■ REQUIRED ACTION ■
Your response should consist of the lines below, printed exactly.

■ INFORMATION GIVEN ■
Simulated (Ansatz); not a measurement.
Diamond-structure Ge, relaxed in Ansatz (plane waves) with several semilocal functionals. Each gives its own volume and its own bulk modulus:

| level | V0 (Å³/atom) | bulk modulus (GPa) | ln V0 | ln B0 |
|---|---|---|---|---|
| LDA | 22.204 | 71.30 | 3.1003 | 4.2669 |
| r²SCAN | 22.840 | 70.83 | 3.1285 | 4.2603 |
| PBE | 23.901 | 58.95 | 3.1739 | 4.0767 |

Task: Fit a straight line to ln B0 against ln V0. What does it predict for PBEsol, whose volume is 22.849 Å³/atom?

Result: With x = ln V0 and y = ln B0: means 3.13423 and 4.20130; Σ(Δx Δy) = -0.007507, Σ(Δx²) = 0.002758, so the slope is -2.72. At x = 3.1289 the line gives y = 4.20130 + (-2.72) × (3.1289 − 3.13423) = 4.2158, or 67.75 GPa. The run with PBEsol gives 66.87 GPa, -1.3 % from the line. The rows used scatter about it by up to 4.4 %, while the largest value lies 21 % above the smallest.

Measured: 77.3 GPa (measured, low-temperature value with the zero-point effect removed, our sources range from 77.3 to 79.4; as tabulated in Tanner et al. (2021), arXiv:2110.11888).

■ YOUR SOLUTION ■
Simulated (Ansatz); not a measurement.
Diamond-structure Ge, relaxed in Ansatz (plane waves) with several semilocal functionals. Each gives its own volume and its own bulk modulus:

| level | V0 (Å³/atom) | bulk modulus (GPa) | ln V0 | ln B0 |
|---|---|---|---|---|
| LDA | 22.204 | 71.30 | 3.1003 | 4.2669 |
| r²SCAN | 22.840 | 70.83 | 3.1285 | 4.2603 |
| PBE | 23.901 | 58.95 | 3.1739 | 4.0767 |

Task: Fit a straight line to ln B0 against ln V0. What does it predict for PBEsol, whose volume is 22.849 Å³/atom?

Result: With x = ln V0 and y = ln B0: means 3.13423 and 4.20130; Σ(Δx Δy) = -0.007507, Σ(Δx²) = 0.002758, so the slope is -2.72. At x = 3.1289 the line gives y = 4.20130 + (-2.72) × (3.1289 − 3.13423) = 4.2158, or 67.75 GPa. The run with PBEsol gives 66.87 GPa, -1.3 % from the line. The rows used scatter about it by up to 4.4 %, while the largest value lies 21 % above the smallest.

Measured: 77.3 GPa (measured, low-temperature value with the zero-point effect removed, our sources range from 77.3 to 79.4; as tabulated in Tanner et al. (2021), arXiv:2110.11888).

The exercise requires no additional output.